Copy out exactly the stretch of the listing below that begins at the line containing "0 | 1.951 |" and ends at the line containing "521580 | 1.064 |", and copy nothing outside it.

▬▬▬
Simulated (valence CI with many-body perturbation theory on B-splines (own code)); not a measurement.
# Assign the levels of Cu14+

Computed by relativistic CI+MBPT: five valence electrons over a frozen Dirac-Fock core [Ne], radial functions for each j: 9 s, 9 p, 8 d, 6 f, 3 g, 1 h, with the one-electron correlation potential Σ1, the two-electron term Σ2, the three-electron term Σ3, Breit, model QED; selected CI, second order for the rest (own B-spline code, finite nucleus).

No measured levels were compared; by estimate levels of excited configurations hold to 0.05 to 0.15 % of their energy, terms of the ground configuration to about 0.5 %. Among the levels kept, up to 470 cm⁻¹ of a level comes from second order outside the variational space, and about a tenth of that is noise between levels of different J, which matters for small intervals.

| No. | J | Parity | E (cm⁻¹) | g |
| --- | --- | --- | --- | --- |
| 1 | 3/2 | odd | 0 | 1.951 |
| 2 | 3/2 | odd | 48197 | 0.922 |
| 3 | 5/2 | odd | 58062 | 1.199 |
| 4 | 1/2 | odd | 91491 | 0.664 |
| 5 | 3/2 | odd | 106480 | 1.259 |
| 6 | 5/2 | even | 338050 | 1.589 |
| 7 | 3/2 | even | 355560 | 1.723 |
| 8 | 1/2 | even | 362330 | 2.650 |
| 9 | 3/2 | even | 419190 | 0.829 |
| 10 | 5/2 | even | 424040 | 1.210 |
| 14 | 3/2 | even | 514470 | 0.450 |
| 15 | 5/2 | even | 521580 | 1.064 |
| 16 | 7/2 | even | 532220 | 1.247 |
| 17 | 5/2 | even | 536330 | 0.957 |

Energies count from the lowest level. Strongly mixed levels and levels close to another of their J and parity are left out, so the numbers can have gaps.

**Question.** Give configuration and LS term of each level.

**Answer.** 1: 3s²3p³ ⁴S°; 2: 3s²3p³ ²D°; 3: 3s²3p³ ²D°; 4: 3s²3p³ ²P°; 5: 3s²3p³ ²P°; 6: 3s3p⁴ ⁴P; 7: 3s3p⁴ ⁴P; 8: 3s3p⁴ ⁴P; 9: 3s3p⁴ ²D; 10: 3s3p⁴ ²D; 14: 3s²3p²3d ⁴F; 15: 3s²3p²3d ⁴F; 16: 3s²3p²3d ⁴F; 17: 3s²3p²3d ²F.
▬▬▬

§ **Written reply**:
| 1 | 3/2 | odd | 0 | 1.951 |
| 2 | 3/2 | odd | 48197 | 0.922 |
| 3 | 5/2 | odd | 58062 | 1.199 |
| 4 | 1/2 | odd | 91491 | 0.664 |
| 5 | 3/2 | odd | 106480 | 1.259 |
| 6 | 5/2 | even | 338050 | 1.589 |
| 7 | 3/2 | even | 355560 | 1.723 |
| 8 | 1/2 | even | 362330 | 2.650 |
| 9 | 3/2 | even | 419190 | 0.829 |
| 10 | 5/2 | even | 424040 | 1.210 |
| 14 | 3/2 | even | 514470 | 0.450 |
| 15 | 5/2 | even | 521580 | 1.064 |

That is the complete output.